LISTED ENTRIES below:

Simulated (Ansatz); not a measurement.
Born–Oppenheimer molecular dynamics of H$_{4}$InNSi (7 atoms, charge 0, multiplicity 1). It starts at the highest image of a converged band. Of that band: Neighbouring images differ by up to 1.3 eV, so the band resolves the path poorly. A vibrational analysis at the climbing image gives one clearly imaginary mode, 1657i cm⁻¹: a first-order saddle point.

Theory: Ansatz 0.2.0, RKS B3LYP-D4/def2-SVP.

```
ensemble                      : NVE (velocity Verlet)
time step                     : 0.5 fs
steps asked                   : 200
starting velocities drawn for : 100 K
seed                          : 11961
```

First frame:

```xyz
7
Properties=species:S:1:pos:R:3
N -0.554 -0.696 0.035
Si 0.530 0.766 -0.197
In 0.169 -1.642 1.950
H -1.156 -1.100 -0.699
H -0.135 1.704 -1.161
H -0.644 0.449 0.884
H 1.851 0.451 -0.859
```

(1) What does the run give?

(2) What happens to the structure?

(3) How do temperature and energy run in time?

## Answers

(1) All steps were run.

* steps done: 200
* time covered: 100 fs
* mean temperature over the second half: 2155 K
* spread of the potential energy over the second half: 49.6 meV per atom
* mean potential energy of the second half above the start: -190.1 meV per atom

End of LISTED ENTRIES.

§ ASSIGNMENT: Of the entries listed above, reproduce only the lines starting at the line containing "(3) How do temperature" and ending at the line containing "49.6 meV per atom". Include both, exactly as they stand.

§ EXERCISE RESULT:
(3) How do temperature and energy run in time?

## Answers

(1) All steps were run.

* steps done: 200
* time covered: 100 fs
* mean temperature over the second half: 2155 K
* spread of the potential energy over the second half: 49.6 meV per atom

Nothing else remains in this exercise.